Every line from the start of the records below to the line containing "Spin–orbit coupling is" should be retyped exactly, that line included, and no others.

***** INFORMATION SUPPLIED
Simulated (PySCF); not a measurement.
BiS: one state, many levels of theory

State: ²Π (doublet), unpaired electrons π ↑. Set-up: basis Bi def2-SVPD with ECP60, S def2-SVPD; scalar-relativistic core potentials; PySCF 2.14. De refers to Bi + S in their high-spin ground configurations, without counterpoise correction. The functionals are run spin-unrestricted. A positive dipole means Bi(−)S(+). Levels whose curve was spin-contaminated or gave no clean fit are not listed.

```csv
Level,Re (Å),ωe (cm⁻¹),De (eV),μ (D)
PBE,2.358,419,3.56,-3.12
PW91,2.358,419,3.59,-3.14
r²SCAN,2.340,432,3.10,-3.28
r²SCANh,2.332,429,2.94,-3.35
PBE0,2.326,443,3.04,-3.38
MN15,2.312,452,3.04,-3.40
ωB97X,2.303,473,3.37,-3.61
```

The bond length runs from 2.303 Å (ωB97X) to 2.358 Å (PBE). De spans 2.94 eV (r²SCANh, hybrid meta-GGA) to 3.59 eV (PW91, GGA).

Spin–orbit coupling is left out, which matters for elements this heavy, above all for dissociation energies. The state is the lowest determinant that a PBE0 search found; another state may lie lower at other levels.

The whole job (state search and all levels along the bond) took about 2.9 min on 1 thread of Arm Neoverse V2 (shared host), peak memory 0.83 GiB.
**********

EXERCISE ANSWER |
Simulated (PySCF); not a measurement.
BiS: one state, many levels of theory

State: ²Π (doublet), unpaired electrons π ↑. Set-up: basis Bi def2-SVPD with ECP60, S def2-SVPD; scalar-relativistic core potentials; PySCF 2.14. De refers to Bi + S in their high-spin ground configurations, without counterpoise correction. The functionals are run spin-unrestricted. A positive dipole means Bi(−)S(+). Levels whose curve was spin-contaminated or gave no clean fit are not listed.

```csv
Level,Re (Å),ωe (cm⁻¹),De (eV),μ (D)
PBE,2.358,419,3.56,-3.12
PW91,2.358,419,3.59,-3.14
r²SCAN,2.340,432,3.10,-3.28
r²SCANh,2.332,429,2.94,-3.35
PBE0,2.326,443,3.04,-3.38
MN15,2.312,452,3.04,-3.40
ωB97X,2.303,473,3.37,-3.61
```

The bond length runs from 2.303 Å (ωB97X) to 2.358 Å (PBE). De spans 2.94 eV (r²SCANh, hybrid meta-GGA) to 3.59 eV (PW91, GGA).

Spin–orbit coupling is left out, which matters for elements this heavy, above all for dissociation energies. The state is the lowest determinant that a PBE0 search found; another state may lie lower at other levels.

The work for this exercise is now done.